▶ _Data extracts_
▶

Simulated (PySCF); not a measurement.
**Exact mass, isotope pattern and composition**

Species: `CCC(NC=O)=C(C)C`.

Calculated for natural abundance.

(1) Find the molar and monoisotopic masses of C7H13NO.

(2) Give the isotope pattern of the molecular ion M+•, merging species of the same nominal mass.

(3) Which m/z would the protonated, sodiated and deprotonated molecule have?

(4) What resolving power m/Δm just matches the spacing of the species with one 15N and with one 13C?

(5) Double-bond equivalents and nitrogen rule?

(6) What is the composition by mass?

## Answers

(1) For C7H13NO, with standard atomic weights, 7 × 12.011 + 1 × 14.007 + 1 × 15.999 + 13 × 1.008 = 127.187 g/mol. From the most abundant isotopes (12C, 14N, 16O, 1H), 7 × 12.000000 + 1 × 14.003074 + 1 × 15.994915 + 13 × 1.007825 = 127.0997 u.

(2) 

◀

▶ _Work task_
Write out all the data exactly.

▶ _Task response_
Simulated (PySCF); not a measurement.
**Exact mass, isotope pattern and composition**

Species: `CCC(NC=O)=C(C)C`.

Calculated for natural abundance.

(1) Find the molar and monoisotopic masses of C7H13NO.

(2) Give the isotope pattern of the molecular ion M+•, merging species of the same nominal mass.

(3) Which m/z would the protonated, sodiated and deprotonated molecule have?

(4) What resolving power m/Δm just matches the spacing of the species with one 15N and with one 13C?

(5) Double-bond equivalents and nitrogen rule?

(6) What is the composition by mass?

## Answers

(1) For C7H13NO, with standard atomic weights, 7 × 12.011 + 1 × 14.007 + 1 × 15.999 + 13 × 1.008 = 127.187 g/mol. From the most abundant isotopes (12C, 14N, 16O, 1H), 7 × 12.000000 + 1 × 14.003074 + 1 × 15.994915 + 13 × 1.007825 = 127.0997 u.

(2) 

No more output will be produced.